• **Assigned task**: Set every record down again, identical to the original.

• **Dataset**:
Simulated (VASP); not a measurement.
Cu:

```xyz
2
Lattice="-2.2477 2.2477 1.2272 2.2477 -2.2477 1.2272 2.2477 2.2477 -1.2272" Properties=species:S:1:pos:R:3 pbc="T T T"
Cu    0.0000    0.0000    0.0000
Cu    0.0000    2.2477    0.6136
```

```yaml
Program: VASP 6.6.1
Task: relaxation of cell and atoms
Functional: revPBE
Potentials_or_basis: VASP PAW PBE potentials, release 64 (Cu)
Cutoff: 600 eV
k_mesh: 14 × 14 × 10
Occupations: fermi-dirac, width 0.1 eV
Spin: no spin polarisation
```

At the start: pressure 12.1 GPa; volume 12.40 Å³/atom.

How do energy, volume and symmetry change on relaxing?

• **Problem solution**:
Simulated (VASP); not a measurement.
Cu:

```xyz
2
Lattice="-2.2477 2.2477 1.2272 2.2477 -2.2477 1.2272 2.2477 2.2477 -1.2272" Properties=species:S:1:pos:R:3 pbc="T T T"
Cu    0.0000    0.0000    0.0000
Cu    0.0000    2.2477    0.6136
```

```yaml
Program: VASP 6.6.1
Task: relaxation of cell and atoms
Functional: revPBE
Potentials_or_basis: VASP PAW PBE potentials, release 64 (Cu)
Cutoff: 600 eV
k_mesh: 14 × 14 × 10
Occupations: fermi-dirac, width 0.1 eV
Spin: no spin polarisation
```

At the start: pressure 12.1 GPa; volume 12.40 Å³/atom.

How do energy, volume and symmetry change on relaxing?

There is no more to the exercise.